Work order:
Would you copy the material below word for word, beginning with its first line and ending with the line that contains "the positive end?"?

START Entries supplied

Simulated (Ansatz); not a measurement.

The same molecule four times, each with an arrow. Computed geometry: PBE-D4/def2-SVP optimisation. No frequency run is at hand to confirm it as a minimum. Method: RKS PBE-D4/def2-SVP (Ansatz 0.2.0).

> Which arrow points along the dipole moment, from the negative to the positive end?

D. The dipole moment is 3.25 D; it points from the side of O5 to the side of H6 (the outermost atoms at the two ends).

END Entries supplied

Answer area:
Simulated (Ansatz); not a measurement.

The same molecule four times, each with an arrow. Computed geometry: PBE-D4/def2-SVP optimisation. No frequency run is at hand to confirm it as a minimum. Method: RKS PBE-D4/def2-SVP (Ansatz 0.2.0).

> Which arrow points along the dipole moment, from the negative to the positive end?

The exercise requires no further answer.